• LISTED ENTRIES:
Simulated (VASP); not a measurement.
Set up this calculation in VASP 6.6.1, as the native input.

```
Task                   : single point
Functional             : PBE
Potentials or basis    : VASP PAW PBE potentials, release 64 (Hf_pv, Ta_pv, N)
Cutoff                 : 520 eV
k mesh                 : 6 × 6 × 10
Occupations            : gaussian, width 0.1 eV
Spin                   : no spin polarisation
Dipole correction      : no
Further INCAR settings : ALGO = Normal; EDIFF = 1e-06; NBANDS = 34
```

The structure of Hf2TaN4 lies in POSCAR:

• WORK REQUEST: Exactly as written above, please repeat the entries.

• PROBLEM SOLUTION:
Simulated (VASP); not a measurement.
Set up this calculation in VASP 6.6.1, as the native input.

```
Task                   : single point
Functional             : PBE
Potentials or basis    : VASP PAW PBE potentials, release 64 (Hf_pv, Ta_pv, N)
Cutoff                 : 520 eV
k mesh                 : 6 × 6 × 10
Occupations            : gaussian, width 0.1 eV
Spin                   : no spin polarisation
Dipole correction      : no
Further INCAR settings : ALGO = Normal; EDIFF = 1e-06; NBANDS = 34
```

The structure of Hf2TaN4 lies in POSCAR:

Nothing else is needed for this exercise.